[[ Data under study open ]]

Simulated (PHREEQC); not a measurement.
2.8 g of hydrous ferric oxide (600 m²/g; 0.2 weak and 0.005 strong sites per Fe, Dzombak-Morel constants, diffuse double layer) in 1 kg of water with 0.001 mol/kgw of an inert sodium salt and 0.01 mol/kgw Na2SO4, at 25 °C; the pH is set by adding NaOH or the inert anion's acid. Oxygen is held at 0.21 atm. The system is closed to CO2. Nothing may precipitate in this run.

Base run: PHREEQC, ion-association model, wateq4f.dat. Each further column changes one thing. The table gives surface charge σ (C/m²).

[[ Data under study closed ]]

Everything from the first line above through the line that contains "2.8 g of hydrous" should be duplicated exactly, please, and nothing beyond it.

Simulated (PHREEQC); not a measurement.
2.8 g of hydrous ferric oxide (600 m²/g; 0.2 weak and 0.005 strong sites per Fe, Dzombak-Morel constants, diffuse double layer) in 1 kg of water with 0.001 mol/kgw of an inert sodium salt and 0.01 mol/kgw Na2SO4, at 25 °C; the pH is set by adding NaOH or the inert anion's acid. Oxygen is held at 0.21 atm. The system is closed to CO2. Nothing may precipitate in this run.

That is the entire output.